**WORK TASK:** Exactly as written, transcribe each line of the listing.

**GIVEN INFORMATION:**
————

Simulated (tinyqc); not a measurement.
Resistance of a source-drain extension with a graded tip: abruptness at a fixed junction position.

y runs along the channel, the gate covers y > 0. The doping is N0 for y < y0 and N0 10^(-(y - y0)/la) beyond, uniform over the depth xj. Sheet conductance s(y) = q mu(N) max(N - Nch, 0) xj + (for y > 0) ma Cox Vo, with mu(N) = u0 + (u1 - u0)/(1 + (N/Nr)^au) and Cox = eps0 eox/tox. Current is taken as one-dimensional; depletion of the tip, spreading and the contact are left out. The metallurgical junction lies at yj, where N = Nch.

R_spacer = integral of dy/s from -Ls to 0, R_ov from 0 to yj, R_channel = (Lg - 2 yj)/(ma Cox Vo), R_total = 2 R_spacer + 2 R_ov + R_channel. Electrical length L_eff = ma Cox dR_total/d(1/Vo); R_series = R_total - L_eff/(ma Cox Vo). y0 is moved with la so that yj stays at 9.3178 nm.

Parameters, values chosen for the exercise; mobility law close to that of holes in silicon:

————

**TASK SOLUTION:**
Simulated (tinyqc); not a measurement.
Resistance of a source-drain extension with a graded tip: abruptness at a fixed junction position.

y runs along the channel, the gate covers y > 0. The doping is N0 for y < y0 and N0 10^(-(y - y0)/la) beyond, uniform over the depth xj. Sheet conductance s(y) = q mu(N) max(N - Nch, 0) xj + (for y > 0) ma Cox Vo, with mu(N) = u0 + (u1 - u0)/(1 + (N/Nr)^au) and Cox = eps0 eox/tox. Current is taken as one-dimensional; depletion of the tip, spreading and the contact are left out. The metallurgical junction lies at yj, where N = Nch.

R_spacer = integral of dy/s from -Ls to 0, R_ov from 0 to yj, R_channel = (Lg - 2 yj)/(ma Cox Vo), R_total = 2 R_spacer + 2 R_ov + R_channel. Electrical length L_eff = ma Cox dR_total/d(1/Vo); R_series = R_total - L_eff/(ma Cox Vo). y0 is moved with la so that yj stays at 9.3178 nm.

Parameters, values chosen for the exercise; mobility law close to that of holes in silicon:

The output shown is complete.